---------- DATA SECTION ----------
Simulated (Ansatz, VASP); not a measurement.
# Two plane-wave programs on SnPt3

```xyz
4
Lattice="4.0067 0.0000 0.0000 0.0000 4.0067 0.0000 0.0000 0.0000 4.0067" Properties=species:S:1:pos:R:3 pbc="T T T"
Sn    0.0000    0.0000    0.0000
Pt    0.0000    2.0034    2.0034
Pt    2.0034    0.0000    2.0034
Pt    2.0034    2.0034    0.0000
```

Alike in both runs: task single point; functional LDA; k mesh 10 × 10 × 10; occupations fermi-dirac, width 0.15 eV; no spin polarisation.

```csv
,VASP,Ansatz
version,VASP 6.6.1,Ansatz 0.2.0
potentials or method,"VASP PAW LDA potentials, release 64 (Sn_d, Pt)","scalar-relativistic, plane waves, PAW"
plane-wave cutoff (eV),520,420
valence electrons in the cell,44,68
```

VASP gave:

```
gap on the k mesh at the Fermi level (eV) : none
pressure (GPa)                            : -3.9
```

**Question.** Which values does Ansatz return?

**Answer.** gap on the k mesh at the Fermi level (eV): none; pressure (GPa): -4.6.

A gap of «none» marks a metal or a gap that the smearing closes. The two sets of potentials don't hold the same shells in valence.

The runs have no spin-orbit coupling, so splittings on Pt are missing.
----------

WORK REQUEST — Starting with the first line of the listing above and ending with the line that holds "shells in valence.", return those lines exactly as written, both included.

WRITTEN ANSWER —
Simulated (Ansatz, VASP); not a measurement.
# Two plane-wave programs on SnPt3

```xyz
4
Lattice="4.0067 0.0000 0.0000 0.0000 4.0067 0.0000 0.0000 0.0000 4.0067" Properties=species:S:1:pos:R:3 pbc="T T T"
Sn    0.0000    0.0000    0.0000
Pt    0.0000    2.0034    2.0034
Pt    2.0034    0.0000    2.0034
Pt    2.0034    2.0034    0.0000
```

Alike in both runs: task single point; functional LDA; k mesh 10 × 10 × 10; occupations fermi-dirac, width 0.15 eV; no spin polarisation.

```csv
,VASP,Ansatz
version,VASP 6.6.1,Ansatz 0.2.0
potentials or method,"VASP PAW LDA potentials, release 64 (Sn_d, Pt)","scalar-relativistic, plane waves, PAW"
plane-wave cutoff (eV),520,420
valence electrons in the cell,44,68
```

VASP gave:

```
gap on the k mesh at the Fermi level (eV) : none
pressure (GPa)                            : -3.9
```

**Question.** Which values does Ansatz return?

**Answer.** gap on the k mesh at the Fermi level (eV): none; pressure (GPa): -4.6.

A gap of «none» marks a metal or a gap that the smearing closes. The two sets of potentials don't hold the same shells in valence.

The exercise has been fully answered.